*** Begin section ***

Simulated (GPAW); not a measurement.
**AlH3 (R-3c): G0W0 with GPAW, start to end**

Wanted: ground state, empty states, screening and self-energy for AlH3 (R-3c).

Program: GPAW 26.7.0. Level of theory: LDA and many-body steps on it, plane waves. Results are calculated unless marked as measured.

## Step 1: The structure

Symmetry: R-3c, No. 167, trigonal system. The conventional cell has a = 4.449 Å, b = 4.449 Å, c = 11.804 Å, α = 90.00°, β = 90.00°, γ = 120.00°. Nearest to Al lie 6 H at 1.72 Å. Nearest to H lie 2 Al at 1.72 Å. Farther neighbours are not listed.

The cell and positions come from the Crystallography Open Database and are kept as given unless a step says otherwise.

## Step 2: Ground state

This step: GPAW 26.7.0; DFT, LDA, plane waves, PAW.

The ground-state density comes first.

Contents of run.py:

*** End section ***

Given the records above, return exactly the lines starting at the line containing "This step: GPAW" and ending at the line containing "The ground-state density comes first.", including both.

This step: GPAW 26.7.0; DFT, LDA, plane waves, PAW.

The ground-state density comes first.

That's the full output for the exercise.